========
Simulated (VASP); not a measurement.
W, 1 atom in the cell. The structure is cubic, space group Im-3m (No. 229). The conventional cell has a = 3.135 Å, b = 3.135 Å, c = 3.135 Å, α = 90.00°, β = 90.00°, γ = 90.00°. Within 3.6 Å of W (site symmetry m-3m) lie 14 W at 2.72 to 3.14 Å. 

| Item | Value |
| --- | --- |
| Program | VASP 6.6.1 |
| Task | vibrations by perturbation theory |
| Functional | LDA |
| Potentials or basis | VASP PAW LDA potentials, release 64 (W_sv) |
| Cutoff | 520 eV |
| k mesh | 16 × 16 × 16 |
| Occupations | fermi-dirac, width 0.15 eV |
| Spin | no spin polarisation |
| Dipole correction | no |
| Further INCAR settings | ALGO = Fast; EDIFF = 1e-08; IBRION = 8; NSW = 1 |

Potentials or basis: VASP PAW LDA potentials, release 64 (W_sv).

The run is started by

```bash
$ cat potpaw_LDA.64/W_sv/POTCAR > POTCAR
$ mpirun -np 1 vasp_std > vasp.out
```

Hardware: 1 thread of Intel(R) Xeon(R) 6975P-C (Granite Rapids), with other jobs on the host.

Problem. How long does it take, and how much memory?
========

Retype the data exactly as given.

■ **Task output**
Simulated (VASP); not a measurement.
W, 1 atom in the cell. The structure is cubic, space group Im-3m (No. 229). The conventional cell has a = 3.135 Å, b = 3.135 Å, c = 3.135 Å, α = 90.00°, β = 90.00°, γ = 90.00°. Within 3.6 Å of W (site symmetry m-3m) lie 14 W at 2.72 to 3.14 Å. 

| Item | Value |
| --- | --- |
| Program | VASP 6.6.1 |
| Task | vibrations by perturbation theory |
| Functional | LDA |
| Potentials or basis | VASP PAW LDA potentials, release 64 (W_sv) |
| Cutoff | 520 eV |
| k mesh | 16 × 16 × 16 |
| Occupations | fermi-dirac, width 0.15 eV |
| Spin | no spin polarisation |
| Dipole correction | no |
| Further INCAR settings | ALGO = Fast; EDIFF = 1e-08; IBRION = 8; NSW = 1 |

Potentials or basis: VASP PAW LDA potentials, release 64 (W_sv).

The run is started by

```bash
$ cat potpaw_LDA.64/W_sv/POTCAR > POTCAR
$ mpirun -np 1 vasp_std > vasp.out
```

Hardware: 1 thread of Intel(R) Xeon(R) 6975P-C (Granite Rapids), with other jobs on the host.

Problem. How long does it take, and how much memory?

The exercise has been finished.